__RECORD SET__:
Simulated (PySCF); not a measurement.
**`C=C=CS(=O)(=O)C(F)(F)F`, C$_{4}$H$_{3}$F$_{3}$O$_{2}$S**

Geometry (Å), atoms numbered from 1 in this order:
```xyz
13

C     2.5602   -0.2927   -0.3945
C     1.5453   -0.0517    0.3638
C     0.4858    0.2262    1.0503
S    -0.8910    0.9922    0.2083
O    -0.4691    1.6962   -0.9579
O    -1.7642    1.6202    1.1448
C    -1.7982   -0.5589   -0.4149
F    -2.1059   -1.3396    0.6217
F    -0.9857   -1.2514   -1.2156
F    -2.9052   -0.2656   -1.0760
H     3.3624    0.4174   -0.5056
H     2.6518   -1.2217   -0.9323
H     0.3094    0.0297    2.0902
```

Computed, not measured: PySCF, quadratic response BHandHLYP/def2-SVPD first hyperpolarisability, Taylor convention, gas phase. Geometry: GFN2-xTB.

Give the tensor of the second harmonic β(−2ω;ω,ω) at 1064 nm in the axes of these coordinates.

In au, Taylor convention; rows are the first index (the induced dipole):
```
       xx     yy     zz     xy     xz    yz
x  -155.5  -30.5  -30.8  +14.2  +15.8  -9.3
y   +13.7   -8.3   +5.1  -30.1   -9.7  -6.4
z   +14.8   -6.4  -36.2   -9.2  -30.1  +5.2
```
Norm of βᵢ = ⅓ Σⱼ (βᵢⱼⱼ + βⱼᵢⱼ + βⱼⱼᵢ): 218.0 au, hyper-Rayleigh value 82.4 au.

__WORK ITEM__: The answer should be the first line of the material and every line after it through the line containing "Computed, not measured: PySCF, quadratic", exactly as written, and nothing else.

__TASK OUTPUT__:
Simulated (PySCF); not a measurement.
**`C=C=CS(=O)(=O)C(F)(F)F`, C$_{4}$H$_{3}$F$_{3}$O$_{2}$S**

Geometry (Å), atoms numbered from 1 in this order:
```xyz
13

C     2.5602   -0.2927   -0.3945
C     1.5453   -0.0517    0.3638
C     0.4858    0.2262    1.0503
S    -0.8910    0.9922    0.2083
O    -0.4691    1.6962   -0.9579
O    -1.7642    1.6202    1.1448
C    -1.7982   -0.5589   -0.4149
F    -2.1059   -1.3396    0.6217
F    -0.9857   -1.2514   -1.2156
F    -2.9052   -0.2656   -1.0760
H     3.3624    0.4174   -0.5056
H     2.6518   -1.2217   -0.9323
H     0.3094    0.0297    2.0902
```

Computed, not measured: PySCF, quadratic response BHandHLYP/def2-SVPD first hyperpolarisability, Taylor convention, gas phase. Geometry: GFN2-xTB.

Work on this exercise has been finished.